### WORK INSTRUCTION
Your job is to copy every record exactly.

### RECORD EXTRACTS
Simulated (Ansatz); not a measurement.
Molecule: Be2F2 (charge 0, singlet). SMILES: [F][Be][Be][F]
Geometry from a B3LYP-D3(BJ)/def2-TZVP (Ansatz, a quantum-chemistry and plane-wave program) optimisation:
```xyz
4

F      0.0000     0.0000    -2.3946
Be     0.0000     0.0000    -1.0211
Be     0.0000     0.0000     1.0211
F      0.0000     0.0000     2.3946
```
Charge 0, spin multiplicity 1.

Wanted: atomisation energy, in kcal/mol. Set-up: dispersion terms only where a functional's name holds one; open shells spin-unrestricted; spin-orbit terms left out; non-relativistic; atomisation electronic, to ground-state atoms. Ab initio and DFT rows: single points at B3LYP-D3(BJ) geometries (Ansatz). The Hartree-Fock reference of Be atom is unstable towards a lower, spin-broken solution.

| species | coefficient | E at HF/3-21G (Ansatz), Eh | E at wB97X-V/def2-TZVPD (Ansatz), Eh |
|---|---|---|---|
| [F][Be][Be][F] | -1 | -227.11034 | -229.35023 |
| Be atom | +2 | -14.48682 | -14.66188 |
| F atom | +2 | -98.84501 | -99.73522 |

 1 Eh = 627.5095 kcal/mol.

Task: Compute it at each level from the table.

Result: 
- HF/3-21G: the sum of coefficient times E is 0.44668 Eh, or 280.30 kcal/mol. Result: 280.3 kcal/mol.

### TASK ANSWER
Simulated (Ansatz); not a measurement.
Molecule: Be2F2 (charge 0, singlet). SMILES: [F][Be][Be][F]
Geometry from a B3LYP-D3(BJ)/def2-TZVP (Ansatz, a quantum-chemistry and plane-wave program) optimisation:
```xyz
4

F      0.0000     0.0000    -2.3946
Be     0.0000     0.0000    -1.0211
Be     0.0000     0.0000     1.0211
F      0.0000     0.0000     2.3946
```
Charge 0, spin multiplicity 1.

Wanted: atomisation energy, in kcal/mol. Set-up: dispersion terms only where a functional's name holds one; open shells spin-unrestricted; spin-orbit terms left out; non-relativistic; atomisation electronic, to ground-state atoms. Ab initio and DFT rows: single points at B3LYP-D3(BJ) geometries (Ansatz). The Hartree-Fock reference of Be atom is unstable towards a lower, spin-broken solution.

| species | coefficient | E at HF/3-21G (Ansatz), Eh | E at wB97X-V/def2-TZVPD (Ansatz), Eh |
|---|---|---|---|
| [F][Be][Be][F] | -1 | -227.11034 | -229.35023 |
| Be atom | +2 | -14.48682 | -14.66188 |
| F atom | +2 | -98.84501 | -99.73522 |

 1 Eh = 627.5095 kcal/mol.

Task: Compute it at each level from the table.

Result: 
- HF/3-21G: the sum of coefficient times E is 0.44668 Eh, or 280.30 kcal/mol. Result: 280.3 kcal/mol.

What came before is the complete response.